## REQUIRED ACTION
Beneath this line are the data; copy exactly the part of them that opens with the line containing "values left out." and closes with the line containing "Caveats: spin-orbit coupling", and only that part.

## ENTRIES PROVIDED
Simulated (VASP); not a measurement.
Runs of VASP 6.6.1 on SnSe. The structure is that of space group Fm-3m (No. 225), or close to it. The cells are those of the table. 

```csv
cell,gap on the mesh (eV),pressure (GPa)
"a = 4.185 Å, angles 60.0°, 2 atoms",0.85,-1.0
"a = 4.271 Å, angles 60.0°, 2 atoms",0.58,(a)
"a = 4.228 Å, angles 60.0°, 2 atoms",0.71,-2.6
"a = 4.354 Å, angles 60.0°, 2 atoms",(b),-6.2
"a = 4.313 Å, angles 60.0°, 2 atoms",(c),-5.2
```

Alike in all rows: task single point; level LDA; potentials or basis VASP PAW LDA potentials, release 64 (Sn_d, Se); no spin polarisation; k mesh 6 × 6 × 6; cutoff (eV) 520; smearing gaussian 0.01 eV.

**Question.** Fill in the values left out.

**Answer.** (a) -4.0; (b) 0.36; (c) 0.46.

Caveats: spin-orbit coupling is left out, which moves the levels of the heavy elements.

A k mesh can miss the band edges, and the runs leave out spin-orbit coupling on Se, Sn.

## TASK SOLUTION
**Question.** Fill in the values left out.

**Answer.** (a) -4.0; (b) 0.36; (c) 0.46.

Caveats: spin-orbit coupling is left out, which moves the levels of the heavy elements.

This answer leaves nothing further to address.